┄┄┄┄┄┄┄┄┄┄┄┄┄┄┄┄┄┄┄┄

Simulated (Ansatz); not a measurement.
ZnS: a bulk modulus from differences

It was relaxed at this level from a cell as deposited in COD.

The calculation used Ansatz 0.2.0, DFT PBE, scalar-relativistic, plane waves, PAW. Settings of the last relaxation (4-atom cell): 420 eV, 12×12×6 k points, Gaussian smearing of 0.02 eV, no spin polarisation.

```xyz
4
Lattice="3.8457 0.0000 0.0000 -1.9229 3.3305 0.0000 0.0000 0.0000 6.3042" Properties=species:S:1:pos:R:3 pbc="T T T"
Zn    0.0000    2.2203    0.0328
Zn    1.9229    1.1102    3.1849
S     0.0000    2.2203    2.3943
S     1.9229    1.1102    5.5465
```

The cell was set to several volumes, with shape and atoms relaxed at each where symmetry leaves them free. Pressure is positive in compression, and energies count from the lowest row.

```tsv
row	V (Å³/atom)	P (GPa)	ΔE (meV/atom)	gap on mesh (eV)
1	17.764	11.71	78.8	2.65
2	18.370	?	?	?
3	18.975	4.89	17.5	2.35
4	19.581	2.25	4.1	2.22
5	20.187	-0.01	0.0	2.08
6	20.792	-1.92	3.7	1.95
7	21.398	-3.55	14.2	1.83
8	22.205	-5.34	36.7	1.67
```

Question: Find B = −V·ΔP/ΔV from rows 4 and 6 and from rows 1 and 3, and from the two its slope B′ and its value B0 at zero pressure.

┄┄┄┄┄┄┄┄┄┄┄┄┄┄┄┄┄┄┄┄

> **Required action**
Each line of the material should be duplicated exactly, please.

> **Written reply**
Simulated (Ansatz); not a measurement.
ZnS: a bulk modulus from differences

It was relaxed at this level from a cell as deposited in COD.

The calculation used Ansatz 0.2.0, DFT PBE, scalar-relativistic, plane waves, PAW. Settings of the last relaxation (4-atom cell): 420 eV, 12×12×6 k points, Gaussian smearing of 0.02 eV, no spin polarisation.

```xyz
4
Lattice="3.8457 0.0000 0.0000 -1.9229 3.3305 0.0000 0.0000 0.0000 6.3042" Properties=species:S:1:pos:R:3 pbc="T T T"
Zn    0.0000    2.2203    0.0328
Zn    1.9229    1.1102    3.1849
S     0.0000    2.2203    2.3943
S     1.9229    1.1102    5.5465
```

The cell was set to several volumes, with shape and atoms relaxed at each where symmetry leaves them free. Pressure is positive in compression, and energies count from the lowest row.

```tsv
row	V (Å³/atom)	P (GPa)	ΔE (meV/atom)	gap on mesh (eV)
1	17.764	11.71	78.8	2.65
2	18.370	?	?	?
3	18.975	4.89	17.5	2.35
4	19.581	2.25	4.1	2.22
5	20.187	-0.01	0.0	2.08
6	20.792	-1.92	3.7	1.95
7	21.398	-3.55	14.2	1.83
8	22.205	-5.34	36.7	1.67
```

Question: Find B = −V·ΔP/ΔV from rows 4 and 6 and from rows 1 and 3, and from the two its slope B′ and its value B0 at zero pressure.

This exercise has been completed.